### Assignment:
Print, exactly as written, every line from the first line of the records below through the line containing "VASP 6.6.1 |", and nothing further.

◇ ◇ ◇

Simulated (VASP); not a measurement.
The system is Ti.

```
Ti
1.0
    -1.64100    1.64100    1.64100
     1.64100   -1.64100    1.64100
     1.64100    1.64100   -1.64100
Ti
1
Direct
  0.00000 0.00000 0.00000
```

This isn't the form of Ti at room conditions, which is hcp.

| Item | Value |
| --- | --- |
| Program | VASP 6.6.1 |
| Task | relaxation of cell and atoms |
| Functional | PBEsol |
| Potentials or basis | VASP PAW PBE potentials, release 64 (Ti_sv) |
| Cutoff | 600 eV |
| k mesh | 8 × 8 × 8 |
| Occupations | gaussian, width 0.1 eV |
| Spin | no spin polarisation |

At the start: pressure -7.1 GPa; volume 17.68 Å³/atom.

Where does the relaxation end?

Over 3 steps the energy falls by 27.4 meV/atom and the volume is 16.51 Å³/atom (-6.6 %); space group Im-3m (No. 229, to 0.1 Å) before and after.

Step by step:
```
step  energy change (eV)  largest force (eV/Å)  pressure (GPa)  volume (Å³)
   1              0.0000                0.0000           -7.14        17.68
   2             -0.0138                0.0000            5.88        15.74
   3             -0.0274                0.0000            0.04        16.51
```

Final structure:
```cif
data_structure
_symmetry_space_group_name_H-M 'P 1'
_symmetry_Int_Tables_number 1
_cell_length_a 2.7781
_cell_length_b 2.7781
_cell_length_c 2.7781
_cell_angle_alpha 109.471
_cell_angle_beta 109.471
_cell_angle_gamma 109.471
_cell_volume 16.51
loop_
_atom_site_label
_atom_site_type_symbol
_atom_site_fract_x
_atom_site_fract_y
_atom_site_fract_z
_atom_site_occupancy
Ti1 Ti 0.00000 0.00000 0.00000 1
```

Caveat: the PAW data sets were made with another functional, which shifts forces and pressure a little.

◇ ◇ ◇

### Task solution:
Simulated (VASP); not a measurement.
The system is Ti.

```
Ti
1.0
    -1.64100    1.64100    1.64100
     1.64100   -1.64100    1.64100
     1.64100    1.64100   -1.64100
Ti
1
Direct
  0.00000 0.00000 0.00000
```

This isn't the form of Ti at room conditions, which is hcp.

| Item | Value |
| --- | --- |
| Program | VASP 6.6.1 |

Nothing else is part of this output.